_Supplied entries_.
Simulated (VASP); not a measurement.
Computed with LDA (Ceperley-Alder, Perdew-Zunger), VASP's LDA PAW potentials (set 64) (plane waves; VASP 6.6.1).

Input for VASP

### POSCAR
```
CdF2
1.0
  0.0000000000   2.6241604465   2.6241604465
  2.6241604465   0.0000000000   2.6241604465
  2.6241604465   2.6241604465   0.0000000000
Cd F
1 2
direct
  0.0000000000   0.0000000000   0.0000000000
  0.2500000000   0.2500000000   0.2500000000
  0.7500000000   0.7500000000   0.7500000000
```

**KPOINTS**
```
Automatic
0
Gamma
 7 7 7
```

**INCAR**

_Required action_. The records shown above must be returned in full, exactly as written.

_Expected answer_.
Simulated (VASP); not a measurement.
Computed with LDA (Ceperley-Alder, Perdew-Zunger), VASP's LDA PAW potentials (set 64) (plane waves; VASP 6.6.1).

Input for VASP

### POSCAR
```
CdF2
1.0
  0.0000000000   2.6241604465   2.6241604465
  2.6241604465   0.0000000000   2.6241604465
  2.6241604465   2.6241604465   0.0000000000
Cd F
1 2
direct
  0.0000000000   0.0000000000   0.0000000000
  0.2500000000   0.2500000000   0.2500000000
  0.7500000000   0.7500000000   0.7500000000
```

**KPOINTS**
```
Automatic
0
Gamma
 7 7 7
```

**INCAR**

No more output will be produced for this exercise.